───── Supplied records

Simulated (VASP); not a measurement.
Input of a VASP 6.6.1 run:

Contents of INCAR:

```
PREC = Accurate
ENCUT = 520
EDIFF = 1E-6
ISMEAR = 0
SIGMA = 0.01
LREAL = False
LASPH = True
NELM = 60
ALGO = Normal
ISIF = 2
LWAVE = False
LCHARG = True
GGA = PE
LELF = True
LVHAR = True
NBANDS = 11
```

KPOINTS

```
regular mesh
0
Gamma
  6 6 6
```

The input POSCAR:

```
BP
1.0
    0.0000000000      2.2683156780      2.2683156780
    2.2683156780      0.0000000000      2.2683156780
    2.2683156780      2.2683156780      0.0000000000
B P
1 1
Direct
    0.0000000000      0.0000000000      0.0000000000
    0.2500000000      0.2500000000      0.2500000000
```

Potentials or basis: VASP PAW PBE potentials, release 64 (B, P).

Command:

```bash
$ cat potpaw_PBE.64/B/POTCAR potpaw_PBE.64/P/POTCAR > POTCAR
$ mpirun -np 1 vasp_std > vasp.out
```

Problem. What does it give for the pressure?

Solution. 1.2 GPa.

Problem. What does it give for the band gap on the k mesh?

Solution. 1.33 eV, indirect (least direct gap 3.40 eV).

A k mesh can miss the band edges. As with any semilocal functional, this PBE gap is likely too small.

──────────

Restate, word for word and without additions, every line from the top of the listing above through the line that contains "Solution. 1.33 eV, indirect".

Simulated (VASP); not a measurement.
Input of a VASP 6.6.1 run:

Contents of INCAR:

```
PREC = Accurate
ENCUT = 520
EDIFF = 1E-6
ISMEAR = 0
SIGMA = 0.01
LREAL = False
LASPH = True
NELM = 60
ALGO = Normal
ISIF = 2
LWAVE = False
LCHARG = True
GGA = PE
LELF = True
LVHAR = True
NBANDS = 11
```

KPOINTS

```
regular mesh
0
Gamma
  6 6 6
```

The input POSCAR:

```
BP
1.0
    0.0000000000      2.2683156780      2.2683156780
    2.2683156780      0.0000000000      2.2683156780
    2.2683156780      2.2683156780      0.0000000000
B P
1 1
Direct
    0.0000000000      0.0000000000      0.0000000000
    0.2500000000      0.2500000000      0.2500000000
```

Potentials or basis: VASP PAW PBE potentials, release 64 (B, P).

Command:

```bash
$ cat potpaw_PBE.64/B/POTCAR potpaw_PBE.64/P/POTCAR > POTCAR
$ mpirun -np 1 vasp_std > vasp.out
```

Problem. What does it give for the pressure?

Solution. 1.2 GPa.

Problem. What does it give for the band gap on the k mesh?

Solution. 1.33 eV, indirect (least direct gap 3.40 eV).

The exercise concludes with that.